Please transcribe the data that follows exactly, from its first line through the line that contains "BLYP binds less".

++++++++++

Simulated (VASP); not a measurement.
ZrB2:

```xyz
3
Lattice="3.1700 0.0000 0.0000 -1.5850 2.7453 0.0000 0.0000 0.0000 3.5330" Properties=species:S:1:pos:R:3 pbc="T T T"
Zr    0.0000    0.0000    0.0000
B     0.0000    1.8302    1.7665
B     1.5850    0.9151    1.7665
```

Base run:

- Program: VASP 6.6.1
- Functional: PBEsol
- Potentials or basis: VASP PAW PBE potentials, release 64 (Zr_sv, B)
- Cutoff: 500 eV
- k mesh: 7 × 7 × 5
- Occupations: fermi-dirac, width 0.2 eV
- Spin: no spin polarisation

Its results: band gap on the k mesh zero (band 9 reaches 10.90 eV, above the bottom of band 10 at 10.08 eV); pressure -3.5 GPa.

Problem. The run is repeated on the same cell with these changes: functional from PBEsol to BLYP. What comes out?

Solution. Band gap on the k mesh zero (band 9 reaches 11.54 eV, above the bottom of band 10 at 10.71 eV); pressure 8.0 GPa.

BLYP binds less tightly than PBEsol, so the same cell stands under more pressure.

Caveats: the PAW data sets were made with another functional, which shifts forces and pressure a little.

++++++++++

Problem solution:
Simulated (VASP); not a measurement.
ZrB2:

```xyz
3
Lattice="3.1700 0.0000 0.0000 -1.5850 2.7453 0.0000 0.0000 0.0000 3.5330" Properties=species:S:1:pos:R:3 pbc="T T T"
Zr    0.0000    0.0000    0.0000
B     0.0000    1.8302    1.7665
B     1.5850    0.9151    1.7665
```

Base run:

- Program: VASP 6.6.1
- Functional: PBEsol
- Potentials or basis: VASP PAW PBE potentials, release 64 (Zr_sv, B)
- Cutoff: 500 eV
- k mesh: 7 × 7 × 5
- Occupations: fermi-dirac, width 0.2 eV
- Spin: no spin polarisation

Its results: band gap on the k mesh zero (band 9 reaches 10.90 eV, above the bottom of band 10 at 10.08 eV); pressure -3.5 GPa.

Problem. The run is repeated on the same cell with these changes: functional from PBEsol to BLYP. What comes out?

Solution. Band gap on the k mesh zero (band 9 reaches 11.54 eV, above the bottom of band 10 at 10.71 eV); pressure 8.0 GPa.

BLYP binds less tightly than PBEsol, so the same cell stands under more pressure.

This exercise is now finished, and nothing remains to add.